[[ Records supplied, beginning ]]
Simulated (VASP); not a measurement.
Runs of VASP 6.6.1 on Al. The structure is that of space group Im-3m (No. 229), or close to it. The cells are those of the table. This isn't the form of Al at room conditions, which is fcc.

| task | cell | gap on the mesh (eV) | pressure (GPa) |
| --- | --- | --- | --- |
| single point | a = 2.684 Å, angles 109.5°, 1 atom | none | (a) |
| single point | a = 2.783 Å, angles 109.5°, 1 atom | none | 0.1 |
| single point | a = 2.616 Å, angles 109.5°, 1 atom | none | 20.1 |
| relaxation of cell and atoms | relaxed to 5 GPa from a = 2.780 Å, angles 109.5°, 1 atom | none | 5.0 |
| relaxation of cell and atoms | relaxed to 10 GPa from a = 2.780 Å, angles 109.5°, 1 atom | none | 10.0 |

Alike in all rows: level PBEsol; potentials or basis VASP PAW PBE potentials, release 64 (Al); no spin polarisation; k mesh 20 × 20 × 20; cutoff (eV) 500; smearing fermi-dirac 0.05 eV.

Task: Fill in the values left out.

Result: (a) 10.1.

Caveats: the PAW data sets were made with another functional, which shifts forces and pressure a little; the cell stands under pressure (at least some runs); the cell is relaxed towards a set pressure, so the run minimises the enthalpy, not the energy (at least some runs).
[[ Records supplied, end ]]

• Required action: In the entries above, the lines from the one bearing "none | 0.1 |" up to and including the one bearing "none | 5.0 |" should be transcribed exactly; no other line is wanted.

• Written response:
| single point | a = 2.783 Å, angles 109.5°, 1 atom | none | 0.1 |
| single point | a = 2.616 Å, angles 109.5°, 1 atom | none | 20.1 |
| relaxation of cell and atoms | relaxed to 5 GPa from a = 2.780 Å, angles 109.5°, 1 atom | none | 5.0 |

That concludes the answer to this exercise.